**Raw data**
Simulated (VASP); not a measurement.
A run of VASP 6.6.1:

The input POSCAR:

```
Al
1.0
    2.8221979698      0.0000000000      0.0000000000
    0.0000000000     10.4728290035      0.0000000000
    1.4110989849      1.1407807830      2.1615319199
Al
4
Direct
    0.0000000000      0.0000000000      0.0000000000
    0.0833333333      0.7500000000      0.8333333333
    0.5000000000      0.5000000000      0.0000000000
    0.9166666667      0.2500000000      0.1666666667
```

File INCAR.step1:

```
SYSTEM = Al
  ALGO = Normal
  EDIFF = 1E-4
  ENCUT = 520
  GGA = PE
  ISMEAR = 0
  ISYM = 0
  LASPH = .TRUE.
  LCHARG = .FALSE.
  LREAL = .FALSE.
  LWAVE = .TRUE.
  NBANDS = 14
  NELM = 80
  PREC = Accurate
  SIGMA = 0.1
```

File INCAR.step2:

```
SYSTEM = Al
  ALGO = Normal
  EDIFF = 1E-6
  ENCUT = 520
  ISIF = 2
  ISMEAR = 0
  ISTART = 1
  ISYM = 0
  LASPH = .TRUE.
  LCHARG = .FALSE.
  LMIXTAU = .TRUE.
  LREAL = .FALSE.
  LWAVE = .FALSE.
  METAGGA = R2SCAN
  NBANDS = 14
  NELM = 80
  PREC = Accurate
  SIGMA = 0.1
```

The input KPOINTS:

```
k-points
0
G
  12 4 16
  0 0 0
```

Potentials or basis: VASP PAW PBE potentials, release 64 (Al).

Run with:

**Work task**
Please print the records above exactly, leaving nothing out.

**Your response**
Simulated (VASP); not a measurement.
A run of VASP 6.6.1:

The input POSCAR:

```
Al
1.0
    2.8221979698      0.0000000000      0.0000000000
    0.0000000000     10.4728290035      0.0000000000
    1.4110989849      1.1407807830      2.1615319199
Al
4
Direct
    0.0000000000      0.0000000000      0.0000000000
    0.0833333333      0.7500000000      0.8333333333
    0.5000000000      0.5000000000      0.0000000000
    0.9166666667      0.2500000000      0.1666666667
```

File INCAR.step1:

```
SYSTEM = Al
  ALGO = Normal
  EDIFF = 1E-4
  ENCUT = 520
  GGA = PE
  ISMEAR = 0
  ISYM = 0
  LASPH = .TRUE.
  LCHARG = .FALSE.
  LREAL = .FALSE.
  LWAVE = .TRUE.
  NBANDS = 14
  NELM = 80
  PREC = Accurate
  SIGMA = 0.1
```

File INCAR.step2:

```
SYSTEM = Al
  ALGO = Normal
  EDIFF = 1E-6
  ENCUT = 520
  ISIF = 2
  ISMEAR = 0
  ISTART = 1
  ISYM = 0
  LASPH = .TRUE.
  LCHARG = .FALSE.
  LMIXTAU = .TRUE.
  LREAL = .FALSE.
  LWAVE = .FALSE.
  METAGGA = R2SCAN
  NBANDS = 14
  NELM = 80
  PREC = Accurate
  SIGMA = 0.1
```

The input KPOINTS:

```
k-points
0
G
  12 4 16
  0 0 0
```

Potentials or basis: VASP PAW PBE potentials, release 64 (Al).

Run with:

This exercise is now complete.